_MATERIAL PROVIDED_:
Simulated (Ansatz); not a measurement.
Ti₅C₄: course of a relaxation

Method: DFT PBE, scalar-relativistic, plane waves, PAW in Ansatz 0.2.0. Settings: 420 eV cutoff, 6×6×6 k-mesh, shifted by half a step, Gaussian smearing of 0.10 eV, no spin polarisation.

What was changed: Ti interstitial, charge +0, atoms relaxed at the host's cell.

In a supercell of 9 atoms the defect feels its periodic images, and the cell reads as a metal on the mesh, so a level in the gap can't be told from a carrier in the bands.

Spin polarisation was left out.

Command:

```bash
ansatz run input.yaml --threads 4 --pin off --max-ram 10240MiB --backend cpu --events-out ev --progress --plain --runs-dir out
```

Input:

_WORK INSTRUCTION_: From the listing above, the lines starting with the one that has "Method: DFT PBE, scalar-relativistic, plane" and running through the one that has "What was changed: Ti" should be copied exactly, ends included.

_EXERCISE RESULT_:
Method: DFT PBE, scalar-relativistic, plane waves, PAW in Ansatz 0.2.0. Settings: 420 eV cutoff, 6×6×6 k-mesh, shifted by half a step, Gaussian smearing of 0.10 eV, no spin polarisation.

What was changed: Ti interstitial, charge +0, atoms relaxed at the host's cell.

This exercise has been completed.